::: SUPPLIED DATA :::

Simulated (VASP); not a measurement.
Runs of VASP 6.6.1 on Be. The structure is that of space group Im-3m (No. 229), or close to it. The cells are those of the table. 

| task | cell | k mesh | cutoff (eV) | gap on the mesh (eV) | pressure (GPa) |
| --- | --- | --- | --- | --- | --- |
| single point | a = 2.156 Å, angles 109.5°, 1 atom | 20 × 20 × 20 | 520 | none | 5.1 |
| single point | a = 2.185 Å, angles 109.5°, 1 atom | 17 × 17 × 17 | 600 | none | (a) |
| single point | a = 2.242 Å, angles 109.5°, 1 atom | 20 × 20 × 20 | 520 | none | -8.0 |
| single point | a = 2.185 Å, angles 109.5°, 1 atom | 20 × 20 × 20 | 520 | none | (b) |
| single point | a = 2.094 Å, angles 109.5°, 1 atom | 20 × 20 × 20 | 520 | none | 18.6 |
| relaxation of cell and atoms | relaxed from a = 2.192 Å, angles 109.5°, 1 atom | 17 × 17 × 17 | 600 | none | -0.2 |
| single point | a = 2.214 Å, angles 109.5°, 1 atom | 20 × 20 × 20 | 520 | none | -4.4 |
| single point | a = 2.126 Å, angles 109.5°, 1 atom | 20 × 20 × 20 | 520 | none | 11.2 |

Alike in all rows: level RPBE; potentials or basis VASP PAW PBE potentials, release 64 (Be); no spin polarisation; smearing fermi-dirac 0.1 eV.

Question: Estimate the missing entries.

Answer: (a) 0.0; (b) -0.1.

:::

Looking at the data above, return every line from the one with "none | 18.6 |" down to the one with "none | -4.4 |", exactly and inclusively.

| single point | a = 2.094 Å, angles 109.5°, 1 atom | 20 × 20 × 20 | 520 | none | 18.6 |
| relaxation of cell and atoms | relaxed from a = 2.192 Å, angles 109.5°, 1 atom | 17 × 17 × 17 | 600 | none | -0.2 |
| single point | a = 2.214 Å, angles 109.5°, 1 atom | 20 × 20 × 20 | 520 | none | -4.4 |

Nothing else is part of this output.